◆ SUPPLIED ENTRIES ◆
-- -- --
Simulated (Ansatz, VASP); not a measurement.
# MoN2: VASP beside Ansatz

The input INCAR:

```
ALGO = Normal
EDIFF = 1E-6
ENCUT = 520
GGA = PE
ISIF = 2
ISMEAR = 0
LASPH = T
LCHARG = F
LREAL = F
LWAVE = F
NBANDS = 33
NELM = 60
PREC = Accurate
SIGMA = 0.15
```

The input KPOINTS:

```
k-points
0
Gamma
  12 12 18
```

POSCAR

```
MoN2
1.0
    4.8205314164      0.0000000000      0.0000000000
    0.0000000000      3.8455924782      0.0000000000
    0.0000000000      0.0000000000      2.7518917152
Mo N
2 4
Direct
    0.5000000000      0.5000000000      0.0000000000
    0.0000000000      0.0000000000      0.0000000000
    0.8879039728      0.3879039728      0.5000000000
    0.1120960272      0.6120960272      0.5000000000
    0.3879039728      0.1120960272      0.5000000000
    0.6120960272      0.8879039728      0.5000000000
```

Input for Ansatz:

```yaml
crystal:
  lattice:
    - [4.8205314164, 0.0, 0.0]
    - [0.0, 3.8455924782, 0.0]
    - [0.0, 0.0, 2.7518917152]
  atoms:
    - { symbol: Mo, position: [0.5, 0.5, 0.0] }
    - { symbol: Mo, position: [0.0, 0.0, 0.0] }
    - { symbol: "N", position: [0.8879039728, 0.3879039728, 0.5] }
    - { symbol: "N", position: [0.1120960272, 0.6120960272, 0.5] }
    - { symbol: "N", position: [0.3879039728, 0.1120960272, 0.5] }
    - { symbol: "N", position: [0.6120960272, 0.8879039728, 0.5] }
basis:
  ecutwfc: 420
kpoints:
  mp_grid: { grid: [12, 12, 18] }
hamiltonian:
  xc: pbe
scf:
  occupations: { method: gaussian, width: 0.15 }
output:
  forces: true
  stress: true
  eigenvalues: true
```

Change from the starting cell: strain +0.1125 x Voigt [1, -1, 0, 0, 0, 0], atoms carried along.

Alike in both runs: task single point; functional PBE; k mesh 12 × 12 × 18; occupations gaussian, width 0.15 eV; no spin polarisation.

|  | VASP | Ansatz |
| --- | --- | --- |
-- -- --

◆ WORK TASK ◆
Your task is to restate, word for word, the lines from the beginning of the records to the line with "VASP | Ansatz |", inclusive.

◆ PROBLEM SOLUTION ◆
Simulated (Ansatz, VASP); not a measurement.
# MoN2: VASP beside Ansatz

The input INCAR:

```
ALGO = Normal
EDIFF = 1E-6
ENCUT = 520
GGA = PE
ISIF = 2
ISMEAR = 0
LASPH = T
LCHARG = F
LREAL = F
LWAVE = F
NBANDS = 33
NELM = 60
PREC = Accurate
SIGMA = 0.15
```

The input KPOINTS:

```
k-points
0
Gamma
  12 12 18
```

POSCAR

```
MoN2
1.0
    4.8205314164      0.0000000000      0.0000000000
    0.0000000000      3.8455924782      0.0000000000
    0.0000000000      0.0000000000      2.7518917152
Mo N
2 4
Direct
    0.5000000000      0.5000000000      0.0000000000
    0.0000000000      0.0000000000      0.0000000000
    0.8879039728      0.3879039728      0.5000000000
    0.1120960272      0.6120960272      0.5000000000
    0.3879039728      0.1120960272      0.5000000000
    0.6120960272      0.8879039728      0.5000000000
```

Input for Ansatz:

```yaml
crystal:
  lattice:
    - [4.8205314164, 0.0, 0.0]
    - [0.0, 3.8455924782, 0.0]
    - [0.0, 0.0, 2.7518917152]
  atoms:
    - { symbol: Mo, position: [0.5, 0.5, 0.0] }
    - { symbol: Mo, position: [0.0, 0.0, 0.0] }
    - { symbol: "N", position: [0.8879039728, 0.3879039728, 0.5] }
    - { symbol: "N", position: [0.1120960272, 0.6120960272, 0.5] }
    - { symbol: "N", position: [0.3879039728, 0.1120960272, 0.5] }
    - { symbol: "N", position: [0.6120960272, 0.8879039728, 0.5] }
basis:
  ecutwfc: 420
kpoints:
  mp_grid: { grid: [12, 12, 18] }
hamiltonian:
  xc: pbe
scf:
  occupations: { method: gaussian, width: 0.15 }
output:
  forces: true
  stress: true
  eigenvalues: true
```

Change from the starting cell: strain +0.1125 x Voigt [1, -1, 0, 0, 0, 0], atoms carried along.

Alike in both runs: task single point; functional PBE; k mesh 12 × 12 × 18; occupations gaussian, width 0.15 eV; no spin polarisation.

|  | VASP | Ansatz |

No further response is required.